------------

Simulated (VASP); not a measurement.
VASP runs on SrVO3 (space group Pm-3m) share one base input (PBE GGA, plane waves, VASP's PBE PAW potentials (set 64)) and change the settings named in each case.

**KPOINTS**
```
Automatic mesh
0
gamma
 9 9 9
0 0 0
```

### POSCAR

------------

● **Work request**: Once the listing has been read, copy every line of it exactly.

● **Exercise result**:
Simulated (VASP); not a measurement.
VASP runs on SrVO3 (space group Pm-3m) share one base input (PBE GGA, plane waves, VASP's PBE PAW potentials (set 64)) and change the settings named in each case.

**KPOINTS**
```
Automatic mesh
0
gamma
 9 9 9
0 0 0
```

### POSCAR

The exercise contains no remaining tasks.